Content starts
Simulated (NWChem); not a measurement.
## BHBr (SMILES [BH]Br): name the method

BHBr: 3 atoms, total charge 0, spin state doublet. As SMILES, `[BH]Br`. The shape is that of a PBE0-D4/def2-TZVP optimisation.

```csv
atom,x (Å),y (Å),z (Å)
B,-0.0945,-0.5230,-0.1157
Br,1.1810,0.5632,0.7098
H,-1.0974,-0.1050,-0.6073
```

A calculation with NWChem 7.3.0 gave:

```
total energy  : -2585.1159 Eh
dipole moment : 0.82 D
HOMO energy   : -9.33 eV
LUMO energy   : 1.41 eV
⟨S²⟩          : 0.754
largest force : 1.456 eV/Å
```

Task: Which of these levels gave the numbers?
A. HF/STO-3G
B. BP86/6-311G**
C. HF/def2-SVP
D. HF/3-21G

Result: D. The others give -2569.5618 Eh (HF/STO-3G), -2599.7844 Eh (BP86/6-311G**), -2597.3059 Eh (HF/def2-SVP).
Content ends

■ Requirement
The first line of the data, the line with "D. HF/3-21G", and all lines in between are to be copied exactly. Leave out everything else.

■ Exercise solution
Simulated (NWChem); not a measurement.
## BHBr (SMILES [BH]Br): name the method

BHBr: 3 atoms, total charge 0, spin state doublet. As SMILES, `[BH]Br`. The shape is that of a PBE0-D4/def2-TZVP optimisation.

```csv
atom,x (Å),y (Å),z (Å)
B,-0.0945,-0.5230,-0.1157
Br,1.1810,0.5632,0.7098
H,-1.0974,-0.1050,-0.6073
```

A calculation with NWChem 7.3.0 gave:

```
total energy  : -2585.1159 Eh
dipole moment : 0.82 D
HOMO energy   : -9.33 eV
LUMO energy   : 1.41 eV
⟨S²⟩          : 0.754
largest force : 1.456 eV/Å
```

Task: Which of these levels gave the numbers?
A. HF/STO-3G
B. BP86/6-311G**
C. HF/def2-SVP
D. HF/3-21G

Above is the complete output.